■ Assignment ■
Reply with each record repeated exactly.

■ Data shown ■
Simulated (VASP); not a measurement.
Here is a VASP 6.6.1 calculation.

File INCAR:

■ Written answer ■
Simulated (VASP); not a measurement.
Here is a VASP 6.6.1 calculation.

File INCAR:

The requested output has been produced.